Data shown —
--

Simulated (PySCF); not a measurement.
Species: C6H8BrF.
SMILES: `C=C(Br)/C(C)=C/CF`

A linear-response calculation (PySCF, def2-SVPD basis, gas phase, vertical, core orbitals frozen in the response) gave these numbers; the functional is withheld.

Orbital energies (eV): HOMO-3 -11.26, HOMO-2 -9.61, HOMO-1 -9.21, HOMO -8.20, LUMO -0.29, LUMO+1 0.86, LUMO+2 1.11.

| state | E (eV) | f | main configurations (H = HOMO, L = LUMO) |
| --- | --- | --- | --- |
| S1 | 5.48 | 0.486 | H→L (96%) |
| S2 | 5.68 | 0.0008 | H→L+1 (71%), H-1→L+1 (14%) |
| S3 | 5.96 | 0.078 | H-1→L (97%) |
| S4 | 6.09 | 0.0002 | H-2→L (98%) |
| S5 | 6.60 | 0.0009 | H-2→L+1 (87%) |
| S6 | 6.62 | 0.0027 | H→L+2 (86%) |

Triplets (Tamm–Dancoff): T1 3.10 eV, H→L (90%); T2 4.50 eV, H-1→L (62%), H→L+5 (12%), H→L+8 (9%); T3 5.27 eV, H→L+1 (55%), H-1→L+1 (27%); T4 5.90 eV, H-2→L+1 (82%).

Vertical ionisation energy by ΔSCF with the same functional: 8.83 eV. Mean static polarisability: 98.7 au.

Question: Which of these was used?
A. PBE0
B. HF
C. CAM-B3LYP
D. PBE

--

Required action — The records above are to be repeated in full, word for word.

Your solution —
Simulated (PySCF); not a measurement.
Species: C6H8BrF.
SMILES: `C=C(Br)/C(C)=C/CF`

A linear-response calculation (PySCF, def2-SVPD basis, gas phase, vertical, core orbitals frozen in the response) gave these numbers; the functional is withheld.

Orbital energies (eV): HOMO-3 -11.26, HOMO-2 -9.61, HOMO-1 -9.21, HOMO -8.20, LUMO -0.29, LUMO+1 0.86, LUMO+2 1.11.

| state | E (eV) | f | main configurations (H = HOMO, L = LUMO) |
| --- | --- | --- | --- |
| S1 | 5.48 | 0.486 | H→L (96%) |
| S2 | 5.68 | 0.0008 | H→L+1 (71%), H-1→L+1 (14%) |
| S3 | 5.96 | 0.078 | H-1→L (97%) |
| S4 | 6.09 | 0.0002 | H-2→L (98%) |
| S5 | 6.60 | 0.0009 | H-2→L+1 (87%) |
| S6 | 6.62 | 0.0027 | H→L+2 (86%) |

Triplets (Tamm–Dancoff): T1 3.10 eV, H→L (90%); T2 4.50 eV, H-1→L (62%), H→L+5 (12%), H→L+8 (9%); T3 5.27 eV, H→L+1 (55%), H-1→L+1 (27%); T4 5.90 eV, H-2→L+1 (82%).

Vertical ionisation energy by ΔSCF with the same functional: 8.83 eV. Mean static polarisability: 98.7 au.

Question: Which of these was used?
A. PBE0
B. HF
C. CAM-B3LYP
D. PBE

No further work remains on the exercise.